§ **REQUIRED ACTION**
Your answer must be an exact copy of the data below.

§ **EXTRACTED MATERIAL**
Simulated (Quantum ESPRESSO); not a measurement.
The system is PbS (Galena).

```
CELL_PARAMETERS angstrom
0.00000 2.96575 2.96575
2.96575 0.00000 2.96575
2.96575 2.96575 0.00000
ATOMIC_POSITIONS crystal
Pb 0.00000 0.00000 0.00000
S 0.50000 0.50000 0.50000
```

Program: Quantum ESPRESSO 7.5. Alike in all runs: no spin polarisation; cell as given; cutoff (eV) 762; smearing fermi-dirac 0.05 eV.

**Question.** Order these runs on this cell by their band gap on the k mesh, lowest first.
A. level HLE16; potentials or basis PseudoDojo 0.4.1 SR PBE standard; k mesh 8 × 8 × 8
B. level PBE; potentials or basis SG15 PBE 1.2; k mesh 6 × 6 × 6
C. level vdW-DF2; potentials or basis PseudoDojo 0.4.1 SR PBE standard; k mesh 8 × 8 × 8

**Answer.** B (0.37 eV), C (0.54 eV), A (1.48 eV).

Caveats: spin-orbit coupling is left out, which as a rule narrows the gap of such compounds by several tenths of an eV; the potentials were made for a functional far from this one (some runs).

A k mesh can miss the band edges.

§ **RESPONSE AREA**
Simulated (Quantum ESPRESSO); not a measurement.
The system is PbS (Galena).

```
CELL_PARAMETERS angstrom
0.00000 2.96575 2.96575
2.96575 0.00000 2.96575
2.96575 2.96575 0.00000
ATOMIC_POSITIONS crystal
Pb 0.00000 0.00000 0.00000
S 0.50000 0.50000 0.50000
```

Program: Quantum ESPRESSO 7.5. Alike in all runs: no spin polarisation; cell as given; cutoff (eV) 762; smearing fermi-dirac 0.05 eV.

**Question.** Order these runs on this cell by their band gap on the k mesh, lowest first.
A. level HLE16; potentials or basis PseudoDojo 0.4.1 SR PBE standard; k mesh 8 × 8 × 8
B. level PBE; potentials or basis SG15 PBE 1.2; k mesh 6 × 6 × 6
C. level vdW-DF2; potentials or basis PseudoDojo 0.4.1 SR PBE standard; k mesh 8 × 8 × 8

**Answer.** B (0.37 eV), C (0.54 eV), A (1.48 eV).

Caveats: spin-orbit coupling is left out, which as a rule narrows the gap of such compounds by several tenths of an eV; the potentials were made for a functional far from this one (some runs).

A k mesh can miss the band edges.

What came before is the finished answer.